Starting at the first entry, print everything through the last exactly.

Top of Data section
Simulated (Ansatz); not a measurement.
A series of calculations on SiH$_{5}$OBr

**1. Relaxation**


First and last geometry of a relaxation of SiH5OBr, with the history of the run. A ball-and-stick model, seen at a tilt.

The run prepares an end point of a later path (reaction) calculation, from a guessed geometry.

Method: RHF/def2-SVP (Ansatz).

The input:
Bottom of Data section

#### Exercise answer
Simulated (Ansatz); not a measurement.
A series of calculations on SiH$_{5}$OBr

**1. Relaxation**


First and last geometry of a relaxation of SiH5OBr, with the history of the run. A ball-and-stick model, seen at a tilt.

The run prepares an end point of a later path (reaction) calculation, from a guessed geometry.

Method: RHF/def2-SVP (Ansatz).

The input:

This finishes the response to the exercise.